Data extract:
....

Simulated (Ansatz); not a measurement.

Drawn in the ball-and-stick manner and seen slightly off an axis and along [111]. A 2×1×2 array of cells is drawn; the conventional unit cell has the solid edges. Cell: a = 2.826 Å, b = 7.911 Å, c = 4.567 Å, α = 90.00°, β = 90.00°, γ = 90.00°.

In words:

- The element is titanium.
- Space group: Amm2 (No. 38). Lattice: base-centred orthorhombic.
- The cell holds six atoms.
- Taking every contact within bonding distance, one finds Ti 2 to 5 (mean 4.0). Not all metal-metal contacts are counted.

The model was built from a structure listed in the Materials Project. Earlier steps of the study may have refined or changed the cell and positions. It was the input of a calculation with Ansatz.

....

Task item:
The lines from the top of the data above down to the line containing "- The cell holds six atoms." are to be copied exactly; no other line should appear.

Written response:
Simulated (Ansatz); not a measurement.

Drawn in the ball-and-stick manner and seen slightly off an axis and along [111]. A 2×1×2 array of cells is drawn; the conventional unit cell has the solid edges. Cell: a = 2.826 Å, b = 7.911 Å, c = 4.567 Å, α = 90.00°, β = 90.00°, γ = 90.00°.

In words:

- The element is titanium.
- Space group: Amm2 (No. 38). Lattice: base-centred orthorhombic.
- The cell holds six atoms.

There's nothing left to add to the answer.